Provide the data again exactly, including every line that follows.

....

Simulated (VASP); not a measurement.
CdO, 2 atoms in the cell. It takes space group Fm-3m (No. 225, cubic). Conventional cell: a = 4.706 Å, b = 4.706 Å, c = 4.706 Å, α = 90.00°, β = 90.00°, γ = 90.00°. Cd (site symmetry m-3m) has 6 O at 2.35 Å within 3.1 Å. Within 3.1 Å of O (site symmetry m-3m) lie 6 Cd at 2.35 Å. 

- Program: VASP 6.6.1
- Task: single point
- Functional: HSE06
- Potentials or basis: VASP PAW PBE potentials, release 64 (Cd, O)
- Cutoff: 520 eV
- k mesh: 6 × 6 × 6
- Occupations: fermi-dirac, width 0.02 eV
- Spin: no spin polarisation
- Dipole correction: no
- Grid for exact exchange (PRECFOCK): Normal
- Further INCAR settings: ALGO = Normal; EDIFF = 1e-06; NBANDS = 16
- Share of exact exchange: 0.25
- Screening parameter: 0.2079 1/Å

....

### TASK SOLUTION
Simulated (VASP); not a measurement.
CdO, 2 atoms in the cell. It takes space group Fm-3m (No. 225, cubic). Conventional cell: a = 4.706 Å, b = 4.706 Å, c = 4.706 Å, α = 90.00°, β = 90.00°, γ = 90.00°. Cd (site symmetry m-3m) has 6 O at 2.35 Å within 3.1 Å. Within 3.1 Å of O (site symmetry m-3m) lie 6 Cd at 2.35 Å. 

- Program: VASP 6.6.1
- Task: single point
- Functional: HSE06
- Potentials or basis: VASP PAW PBE potentials, release 64 (Cd, O)
- Cutoff: 520 eV
- k mesh: 6 × 6 × 6
- Occupations: fermi-dirac, width 0.02 eV
- Spin: no spin polarisation
- Dipole correction: no
- Grid for exact exchange (PRECFOCK): Normal
- Further INCAR settings: ALGO = Normal; EDIFF = 1e-06; NBANDS = 16
- Share of exact exchange: 0.25
- Screening parameter: 0.2079 1/Å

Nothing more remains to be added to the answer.